### ACTIVITY
Once the line containing "field and magnetism**" is found in the records below, return it and each following line exactly, up to and including the line containing "Method (PySCF 2.14, density", and nothing else.

Content starts
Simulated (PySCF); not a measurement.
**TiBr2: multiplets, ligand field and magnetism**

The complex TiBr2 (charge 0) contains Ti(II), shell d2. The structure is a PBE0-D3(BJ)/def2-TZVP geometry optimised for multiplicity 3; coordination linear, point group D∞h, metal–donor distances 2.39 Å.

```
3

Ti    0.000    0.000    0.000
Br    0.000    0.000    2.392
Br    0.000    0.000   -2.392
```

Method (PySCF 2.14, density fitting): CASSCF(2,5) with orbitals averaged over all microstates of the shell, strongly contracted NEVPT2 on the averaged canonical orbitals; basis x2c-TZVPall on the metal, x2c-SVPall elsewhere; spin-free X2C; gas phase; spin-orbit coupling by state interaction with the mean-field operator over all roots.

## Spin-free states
Content ends

### WORKED SOLUTION
**TiBr2: multiplets, ligand field and magnetism**

The complex TiBr2 (charge 0) contains Ti(II), shell d2. The structure is a PBE0-D3(BJ)/def2-TZVP geometry optimised for multiplicity 3; coordination linear, point group D∞h, metal–donor distances 2.39 Å.

```
3

Ti    0.000    0.000    0.000
Br    0.000    0.000    2.392
Br    0.000    0.000   -2.392
```

Method (PySCF 2.14, density fitting): CASSCF(2,5) with orbitals averaged over all microstates of the shell, strongly contracted NEVPT2 on the averaged canonical orbitals; basis x2c-TZVPall on the metal, x2c-SVPall elsewhere; spin-free X2C; gas phase; spin-orbit coupling by state interaction with the mean-field operator over all roots.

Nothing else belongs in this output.